▸ Information:
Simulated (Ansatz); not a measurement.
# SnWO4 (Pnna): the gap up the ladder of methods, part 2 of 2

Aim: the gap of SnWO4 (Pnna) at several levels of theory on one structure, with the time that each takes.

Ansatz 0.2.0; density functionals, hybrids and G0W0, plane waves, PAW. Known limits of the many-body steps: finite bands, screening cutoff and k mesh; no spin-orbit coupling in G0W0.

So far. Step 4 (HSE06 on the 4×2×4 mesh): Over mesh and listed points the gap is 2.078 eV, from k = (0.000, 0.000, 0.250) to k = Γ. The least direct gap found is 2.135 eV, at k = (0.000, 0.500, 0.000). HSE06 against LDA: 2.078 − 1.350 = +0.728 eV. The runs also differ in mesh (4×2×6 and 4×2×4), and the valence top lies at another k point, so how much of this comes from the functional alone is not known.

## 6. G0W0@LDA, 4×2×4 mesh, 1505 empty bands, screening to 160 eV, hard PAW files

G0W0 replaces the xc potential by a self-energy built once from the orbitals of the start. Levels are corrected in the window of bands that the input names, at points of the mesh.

▸ Exercise: Output the full listing without altering anything.

▸ Response area:
Simulated (Ansatz); not a measurement.
# SnWO4 (Pnna): the gap up the ladder of methods, part 2 of 2

Aim: the gap of SnWO4 (Pnna) at several levels of theory on one structure, with the time that each takes.

Ansatz 0.2.0; density functionals, hybrids and G0W0, plane waves, PAW. Known limits of the many-body steps: finite bands, screening cutoff and k mesh; no spin-orbit coupling in G0W0.

So far. Step 4 (HSE06 on the 4×2×4 mesh): Over mesh and listed points the gap is 2.078 eV, from k = (0.000, 0.000, 0.250) to k = Γ. The least direct gap found is 2.135 eV, at k = (0.000, 0.500, 0.000). HSE06 against LDA: 2.078 − 1.350 = +0.728 eV. The runs also differ in mesh (4×2×6 and 4×2×4), and the valence top lies at another k point, so how much of this comes from the functional alone is not known.

## 6. G0W0@LDA, 4×2×4 mesh, 1505 empty bands, screening to 160 eV, hard PAW files

G0W0 replaces the xc potential by a self-energy built once from the orbitals of the start. Levels are corrected in the window of bands that the input names, at points of the mesh.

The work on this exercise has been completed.